## [Dataset records]
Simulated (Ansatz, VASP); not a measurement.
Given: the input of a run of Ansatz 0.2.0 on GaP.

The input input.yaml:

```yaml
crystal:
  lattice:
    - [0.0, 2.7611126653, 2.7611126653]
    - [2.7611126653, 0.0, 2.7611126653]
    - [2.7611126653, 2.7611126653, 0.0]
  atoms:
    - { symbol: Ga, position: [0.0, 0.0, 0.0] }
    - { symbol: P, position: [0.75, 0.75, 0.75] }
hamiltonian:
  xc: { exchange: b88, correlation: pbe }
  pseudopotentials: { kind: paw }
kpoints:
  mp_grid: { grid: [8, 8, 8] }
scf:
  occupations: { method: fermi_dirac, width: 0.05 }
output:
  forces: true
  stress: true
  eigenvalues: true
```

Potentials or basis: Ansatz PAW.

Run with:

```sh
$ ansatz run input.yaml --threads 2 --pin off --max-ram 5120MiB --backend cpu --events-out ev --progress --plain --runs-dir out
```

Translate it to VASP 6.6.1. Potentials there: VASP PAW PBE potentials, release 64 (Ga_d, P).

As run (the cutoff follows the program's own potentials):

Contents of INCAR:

## [Activity]
Could you restate word for word the lines above from the one containing "Translate it to" through the one containing "As run (the", both included, and nothing else?

## [Answer section]
Translate it to VASP 6.6.1. Potentials there: VASP PAW PBE potentials, release 64 (Ga_d, P).

As run (the cutoff follows the program's own potentials):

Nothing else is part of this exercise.